● Assignment
Transcribe the records below. Leave nothing out and change nothing.

● Study material
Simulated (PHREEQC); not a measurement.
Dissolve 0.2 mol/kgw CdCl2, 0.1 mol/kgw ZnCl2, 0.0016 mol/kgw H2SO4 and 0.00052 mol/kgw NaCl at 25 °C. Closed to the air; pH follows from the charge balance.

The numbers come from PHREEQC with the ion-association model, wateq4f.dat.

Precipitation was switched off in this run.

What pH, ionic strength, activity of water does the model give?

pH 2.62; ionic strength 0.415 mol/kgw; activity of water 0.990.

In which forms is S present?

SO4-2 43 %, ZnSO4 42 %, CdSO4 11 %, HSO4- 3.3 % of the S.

● Problem solution
Simulated (PHREEQC); not a measurement.
Dissolve 0.2 mol/kgw CdCl2, 0.1 mol/kgw ZnCl2, 0.0016 mol/kgw H2SO4 and 0.00052 mol/kgw NaCl at 25 °C. Closed to the air; pH follows from the charge balance.

The numbers come from PHREEQC with the ion-association model, wateq4f.dat.

Precipitation was switched off in this run.

What pH, ionic strength, activity of water does the model give?

pH 2.62; ionic strength 0.415 mol/kgw; activity of water 0.990.

In which forms is S present?

SO4-2 43 %, ZnSO4 42 %, CdSO4 11 %, HSO4- 3.3 % of the S.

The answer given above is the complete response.